*** Opening of INPUT DATA ***

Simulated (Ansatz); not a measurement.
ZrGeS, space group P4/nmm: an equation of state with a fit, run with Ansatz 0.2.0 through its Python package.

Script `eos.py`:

*** Close of INPUT DATA ***

- **TASK ITEM**:
Everything from the first line of the entries above through the line with "ZrGeS, space group" is to be reproduced exactly, and nothing else.

- **TASK SOLUTION**:
Simulated (Ansatz); not a measurement.
ZrGeS, space group P4/nmm: an equation of state with a fit, run with Ansatz 0.2.0 through its Python package.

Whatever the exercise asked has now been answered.